*Action item:*
The expected answer is the set of lines in the data below between the line holding "Report form: the" and the line holding "## Step 1: The structure", inclusive, written out exactly.

--
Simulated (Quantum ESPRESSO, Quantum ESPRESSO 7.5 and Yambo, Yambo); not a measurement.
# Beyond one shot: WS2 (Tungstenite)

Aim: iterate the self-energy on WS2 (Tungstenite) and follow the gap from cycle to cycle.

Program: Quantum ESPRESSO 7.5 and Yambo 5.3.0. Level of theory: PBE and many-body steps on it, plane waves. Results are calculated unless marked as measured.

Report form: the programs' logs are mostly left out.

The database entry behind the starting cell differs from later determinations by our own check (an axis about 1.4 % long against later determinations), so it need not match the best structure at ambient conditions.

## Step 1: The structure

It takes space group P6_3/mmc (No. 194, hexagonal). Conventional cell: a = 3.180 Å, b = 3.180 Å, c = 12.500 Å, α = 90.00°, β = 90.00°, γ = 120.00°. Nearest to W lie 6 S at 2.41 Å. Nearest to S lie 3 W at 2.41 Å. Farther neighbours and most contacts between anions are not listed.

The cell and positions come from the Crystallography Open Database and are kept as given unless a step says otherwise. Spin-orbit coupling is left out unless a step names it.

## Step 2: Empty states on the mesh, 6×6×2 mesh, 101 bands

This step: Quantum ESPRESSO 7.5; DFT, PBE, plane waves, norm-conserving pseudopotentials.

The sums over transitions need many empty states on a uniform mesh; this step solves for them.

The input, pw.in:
--

*Answer box:*
Report form: the programs' logs are mostly left out.

The database entry behind the starting cell differs from later determinations by our own check (an axis about 1.4 % long against later determinations), so it need not match the best structure at ambient conditions.

## Step 1: The structure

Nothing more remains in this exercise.